» Requirement
Look through the data below for the line with "Report form: the" and the line with "In doubt: masses", then output those two and all lines in between, exactly as written.

» Excerpted records
*** Begin section ***

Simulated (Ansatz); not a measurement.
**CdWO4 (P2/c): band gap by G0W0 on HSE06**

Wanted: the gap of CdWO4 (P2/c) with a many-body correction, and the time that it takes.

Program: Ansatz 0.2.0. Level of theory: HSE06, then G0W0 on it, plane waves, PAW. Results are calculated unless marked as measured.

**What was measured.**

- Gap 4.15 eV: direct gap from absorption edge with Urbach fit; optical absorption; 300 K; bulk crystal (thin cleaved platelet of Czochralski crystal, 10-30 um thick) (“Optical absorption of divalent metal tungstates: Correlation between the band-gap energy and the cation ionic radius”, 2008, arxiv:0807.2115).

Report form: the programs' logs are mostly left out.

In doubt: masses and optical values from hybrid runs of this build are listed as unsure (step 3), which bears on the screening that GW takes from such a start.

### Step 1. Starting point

*** End section ***

» Answer area
Report form: the programs' logs are mostly left out.

In doubt: masses and optical values from hybrid runs of this build are listed as unsure (step 3), which bears on the screening that GW takes from such a start.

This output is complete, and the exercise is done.